* _BRIEF_
Quote only the lines from the top of the listing below down to and including the line with "Problem. Estimate the wall time of this run.".

-=-=-
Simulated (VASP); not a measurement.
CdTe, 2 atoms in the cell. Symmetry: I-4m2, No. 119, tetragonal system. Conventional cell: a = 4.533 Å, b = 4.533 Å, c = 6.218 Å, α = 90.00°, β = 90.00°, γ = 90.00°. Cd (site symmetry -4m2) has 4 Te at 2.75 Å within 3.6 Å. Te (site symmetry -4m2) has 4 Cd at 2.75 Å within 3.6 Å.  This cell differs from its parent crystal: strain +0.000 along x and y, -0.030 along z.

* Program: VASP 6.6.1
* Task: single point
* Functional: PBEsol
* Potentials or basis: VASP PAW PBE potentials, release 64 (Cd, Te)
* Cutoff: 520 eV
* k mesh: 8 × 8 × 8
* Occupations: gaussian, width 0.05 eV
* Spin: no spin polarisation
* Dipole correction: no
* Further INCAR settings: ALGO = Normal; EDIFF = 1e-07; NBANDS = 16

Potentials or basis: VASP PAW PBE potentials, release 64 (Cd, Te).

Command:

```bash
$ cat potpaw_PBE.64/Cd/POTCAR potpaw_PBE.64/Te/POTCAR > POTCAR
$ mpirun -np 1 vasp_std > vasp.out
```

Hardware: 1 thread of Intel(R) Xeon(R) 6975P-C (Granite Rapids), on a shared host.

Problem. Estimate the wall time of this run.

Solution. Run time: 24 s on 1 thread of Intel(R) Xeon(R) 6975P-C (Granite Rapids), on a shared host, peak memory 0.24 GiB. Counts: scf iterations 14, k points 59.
-=-=-

* _RESULT_
Simulated (VASP); not a measurement.
CdTe, 2 atoms in the cell. Symmetry: I-4m2, No. 119, tetragonal system. Conventional cell: a = 4.533 Å, b = 4.533 Å, c = 6.218 Å, α = 90.00°, β = 90.00°, γ = 90.00°. Cd (site symmetry -4m2) has 4 Te at 2.75 Å within 3.6 Å. Te (site symmetry -4m2) has 4 Cd at 2.75 Å within 3.6 Å.  This cell differs from its parent crystal: strain +0.000 along x and y, -0.030 along z.

* Program: VASP 6.6.1
* Task: single point
* Functional: PBEsol
* Potentials or basis: VASP PAW PBE potentials, release 64 (Cd, Te)
* Cutoff: 520 eV
* k mesh: 8 × 8 × 8
* Occupations: gaussian, width 0.05 eV
* Spin: no spin polarisation
* Dipole correction: no
* Further INCAR settings: ALGO = Normal; EDIFF = 1e-07; NBANDS = 16

Potentials or basis: VASP PAW PBE potentials, release 64 (Cd, Te).

Command:

```bash
$ cat potpaw_PBE.64/Cd/POTCAR potpaw_PBE.64/Te/POTCAR > POTCAR
$ mpirun -np 1 vasp_std > vasp.out
```

Hardware: 1 thread of Intel(R) Xeon(R) 6975P-C (Granite Rapids), on a shared host.

Problem. Estimate the wall time of this run.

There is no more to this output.